─── Dataset entries ───

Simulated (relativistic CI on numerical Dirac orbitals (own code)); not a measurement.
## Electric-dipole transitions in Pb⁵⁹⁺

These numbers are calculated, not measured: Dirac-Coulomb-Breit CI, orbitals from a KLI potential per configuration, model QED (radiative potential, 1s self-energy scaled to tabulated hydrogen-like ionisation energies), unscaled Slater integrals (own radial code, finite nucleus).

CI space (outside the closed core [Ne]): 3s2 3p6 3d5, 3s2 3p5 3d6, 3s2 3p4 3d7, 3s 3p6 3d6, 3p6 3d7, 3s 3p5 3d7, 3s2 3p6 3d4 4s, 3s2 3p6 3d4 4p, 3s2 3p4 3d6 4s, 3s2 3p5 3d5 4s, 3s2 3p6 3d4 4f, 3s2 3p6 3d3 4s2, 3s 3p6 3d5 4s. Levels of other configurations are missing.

───

**Work order**
In the data above, find the line with "## Electric-dipole transitions in Pb⁵⁹⁺" and the line with "These numbers are". Retype both, plus every line between them, exactly.

**Task result**
## Electric-dipole transitions in Pb⁵⁹⁺

These numbers are calculated, not measured: Dirac-Coulomb-Breit CI, orbitals from a KLI potential per configuration, model QED (radiative potential, 1s self-energy scaled to tabulated hydrogen-like ionisation energies), unscaled Slater integrals (own radial code, finite nucleus).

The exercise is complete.